◆ **Assigned task**:
Once you find the line with "- Formation energy: +0.96 eV/atom" in the entries below, return exactly every line from it through the line with "- Net moment per atom: 0.33 μB".

◆ **Data listing**:
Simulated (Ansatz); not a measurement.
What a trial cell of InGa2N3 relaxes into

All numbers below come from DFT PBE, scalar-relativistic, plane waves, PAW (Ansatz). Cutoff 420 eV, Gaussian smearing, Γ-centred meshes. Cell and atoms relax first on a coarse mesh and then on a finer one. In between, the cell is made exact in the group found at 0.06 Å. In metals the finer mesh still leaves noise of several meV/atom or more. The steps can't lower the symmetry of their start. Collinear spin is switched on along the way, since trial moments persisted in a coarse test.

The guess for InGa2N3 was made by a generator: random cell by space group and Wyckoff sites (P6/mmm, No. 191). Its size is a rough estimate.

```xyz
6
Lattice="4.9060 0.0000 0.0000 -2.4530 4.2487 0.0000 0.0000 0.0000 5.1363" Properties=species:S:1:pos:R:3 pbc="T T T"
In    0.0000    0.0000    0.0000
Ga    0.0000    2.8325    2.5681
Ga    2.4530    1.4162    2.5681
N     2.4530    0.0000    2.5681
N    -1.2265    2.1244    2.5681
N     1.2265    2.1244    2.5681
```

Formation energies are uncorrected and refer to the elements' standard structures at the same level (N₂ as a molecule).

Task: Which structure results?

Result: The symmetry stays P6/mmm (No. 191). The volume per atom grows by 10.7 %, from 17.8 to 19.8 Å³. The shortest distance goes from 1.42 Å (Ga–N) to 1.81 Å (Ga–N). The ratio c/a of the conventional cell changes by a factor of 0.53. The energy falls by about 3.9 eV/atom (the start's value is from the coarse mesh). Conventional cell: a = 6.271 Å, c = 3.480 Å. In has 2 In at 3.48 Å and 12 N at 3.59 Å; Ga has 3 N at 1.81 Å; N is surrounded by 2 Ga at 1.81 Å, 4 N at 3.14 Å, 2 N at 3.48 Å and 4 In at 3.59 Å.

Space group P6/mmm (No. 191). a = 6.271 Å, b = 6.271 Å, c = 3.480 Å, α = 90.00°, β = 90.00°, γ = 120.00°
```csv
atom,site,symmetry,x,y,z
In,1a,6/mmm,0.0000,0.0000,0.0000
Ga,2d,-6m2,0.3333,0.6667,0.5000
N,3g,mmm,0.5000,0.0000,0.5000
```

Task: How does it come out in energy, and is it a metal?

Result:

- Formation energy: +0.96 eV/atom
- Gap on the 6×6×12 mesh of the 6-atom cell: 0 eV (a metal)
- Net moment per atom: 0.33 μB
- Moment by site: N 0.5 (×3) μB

◆ **Task output**:
- Formation energy: +0.96 eV/atom
- Gap on the 6×6×12 mesh of the 6-atom cell: 0 eV (a metal)
- Net moment per atom: 0.33 μB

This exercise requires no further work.